** Action item **
Give back every entry below, unchanged.

** Supplied material **
════════════════════

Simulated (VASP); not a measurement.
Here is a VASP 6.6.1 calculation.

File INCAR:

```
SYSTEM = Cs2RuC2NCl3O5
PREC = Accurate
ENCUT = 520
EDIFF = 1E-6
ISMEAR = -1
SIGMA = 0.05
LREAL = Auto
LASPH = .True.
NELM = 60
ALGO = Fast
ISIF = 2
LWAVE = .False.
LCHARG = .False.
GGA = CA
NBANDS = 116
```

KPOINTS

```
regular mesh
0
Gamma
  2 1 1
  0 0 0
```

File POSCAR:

════════════════════

** Answer section **
Simulated (VASP); not a measurement.
Here is a VASP 6.6.1 calculation.

File INCAR:

```
SYSTEM = Cs2RuC2NCl3O5
PREC = Accurate
ENCUT = 520
EDIFF = 1E-6
ISMEAR = -1
SIGMA = 0.05
LREAL = Auto
LASPH = .True.
NELM = 60
ALGO = Fast
ISIF = 2
LWAVE = .False.
LCHARG = .False.
GGA = CA
NBANDS = 116
```

KPOINTS

```
regular mesh
0
Gamma
  2 1 1
  0 0 0
```

File POSCAR:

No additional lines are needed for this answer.